• **Task item**
Each line from the beginning of the entries below through the line that includes "(1) -9.0 GPa." must be returned exactly as given.

• **Records supplied**
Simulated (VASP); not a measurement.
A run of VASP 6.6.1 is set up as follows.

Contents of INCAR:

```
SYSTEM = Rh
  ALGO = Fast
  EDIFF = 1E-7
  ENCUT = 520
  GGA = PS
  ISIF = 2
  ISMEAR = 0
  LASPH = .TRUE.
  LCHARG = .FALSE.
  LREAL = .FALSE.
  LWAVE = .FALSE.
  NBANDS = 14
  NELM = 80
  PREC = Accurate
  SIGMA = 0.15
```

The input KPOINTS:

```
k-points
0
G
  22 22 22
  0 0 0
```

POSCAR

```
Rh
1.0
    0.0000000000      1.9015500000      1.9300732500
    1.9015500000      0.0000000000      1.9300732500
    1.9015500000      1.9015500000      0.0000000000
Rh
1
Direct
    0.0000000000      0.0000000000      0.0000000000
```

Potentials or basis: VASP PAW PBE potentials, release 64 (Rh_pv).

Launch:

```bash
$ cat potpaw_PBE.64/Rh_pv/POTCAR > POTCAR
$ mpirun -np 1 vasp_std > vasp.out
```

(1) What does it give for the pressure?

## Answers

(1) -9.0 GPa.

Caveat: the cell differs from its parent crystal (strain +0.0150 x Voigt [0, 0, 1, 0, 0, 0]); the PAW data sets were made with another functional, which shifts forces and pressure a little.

• **Answer section**
Simulated (VASP); not a measurement.
A run of VASP 6.6.1 is set up as follows.

Contents of INCAR:

```
SYSTEM = Rh
  ALGO = Fast
  EDIFF = 1E-7
  ENCUT = 520
  GGA = PS
  ISIF = 2
  ISMEAR = 0
  LASPH = .TRUE.
  LCHARG = .FALSE.
  LREAL = .FALSE.
  LWAVE = .FALSE.
  NBANDS = 14
  NELM = 80
  PREC = Accurate
  SIGMA = 0.15
```

The input KPOINTS:

```
k-points
0
G
  22 22 22
  0 0 0
```

POSCAR

```
Rh
1.0
    0.0000000000      1.9015500000      1.9300732500
    1.9015500000      0.0000000000      1.9300732500
    1.9015500000      1.9015500000      0.0000000000
Rh
1
Direct
    0.0000000000      0.0000000000      0.0000000000
```

Potentials or basis: VASP PAW PBE potentials, release 64 (Rh_pv).

Launch:

```bash
$ cat potpaw_PBE.64/Rh_pv/POTCAR > POTCAR
$ mpirun -np 1 vasp_std > vasp.out
```

(1) What does it give for the pressure?

## Answers

(1) -9.0 GPa.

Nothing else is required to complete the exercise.